- Stored data
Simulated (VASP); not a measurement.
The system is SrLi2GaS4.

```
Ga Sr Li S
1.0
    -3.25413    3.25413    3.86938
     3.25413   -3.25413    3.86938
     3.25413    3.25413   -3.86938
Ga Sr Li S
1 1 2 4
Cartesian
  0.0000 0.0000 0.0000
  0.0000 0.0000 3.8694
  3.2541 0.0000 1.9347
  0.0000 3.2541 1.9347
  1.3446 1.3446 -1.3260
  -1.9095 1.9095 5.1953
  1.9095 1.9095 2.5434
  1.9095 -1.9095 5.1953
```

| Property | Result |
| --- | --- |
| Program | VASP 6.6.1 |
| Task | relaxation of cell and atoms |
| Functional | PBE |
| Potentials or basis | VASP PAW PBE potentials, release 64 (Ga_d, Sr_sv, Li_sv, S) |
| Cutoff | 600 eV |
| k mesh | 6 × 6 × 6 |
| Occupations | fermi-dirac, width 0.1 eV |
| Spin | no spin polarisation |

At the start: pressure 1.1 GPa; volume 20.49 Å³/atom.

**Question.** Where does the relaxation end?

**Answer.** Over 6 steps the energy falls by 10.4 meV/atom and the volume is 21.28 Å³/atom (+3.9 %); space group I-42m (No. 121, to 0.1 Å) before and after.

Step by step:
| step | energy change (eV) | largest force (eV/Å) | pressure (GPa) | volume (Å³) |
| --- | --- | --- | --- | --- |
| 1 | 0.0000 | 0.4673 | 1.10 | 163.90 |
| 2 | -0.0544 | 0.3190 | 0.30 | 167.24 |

- Brief
Set down the whole listing once more, exactly as it appears.

- Written answer
Simulated (VASP); not a measurement.
The system is SrLi2GaS4.

```
Ga Sr Li S
1.0
    -3.25413    3.25413    3.86938
     3.25413   -3.25413    3.86938
     3.25413    3.25413   -3.86938
Ga Sr Li S
1 1 2 4
Cartesian
  0.0000 0.0000 0.0000
  0.0000 0.0000 3.8694
  3.2541 0.0000 1.9347
  0.0000 3.2541 1.9347
  1.3446 1.3446 -1.3260
  -1.9095 1.9095 5.1953
  1.9095 1.9095 2.5434
  1.9095 -1.9095 5.1953
```

| Property | Result |
| --- | --- |
| Program | VASP 6.6.1 |
| Task | relaxation of cell and atoms |
| Functional | PBE |
| Potentials or basis | VASP PAW PBE potentials, release 64 (Ga_d, Sr_sv, Li_sv, S) |
| Cutoff | 600 eV |
| k mesh | 6 × 6 × 6 |
| Occupations | fermi-dirac, width 0.1 eV |
| Spin | no spin polarisation |

At the start: pressure 1.1 GPa; volume 20.49 Å³/atom.

**Question.** Where does the relaxation end?

**Answer.** Over 6 steps the energy falls by 10.4 meV/atom and the volume is 21.28 Å³/atom (+3.9 %); space group I-42m (No. 121, to 0.1 Å) before and after.

Step by step:
| step | energy change (eV) | largest force (eV/Å) | pressure (GPa) | volume (Å³) |
| --- | --- | --- | --- | --- |
| 1 | 0.0000 | 0.4673 | 1.10 | 163.90 |
| 2 | -0.0544 | 0.3190 | 0.30 | 167.24 |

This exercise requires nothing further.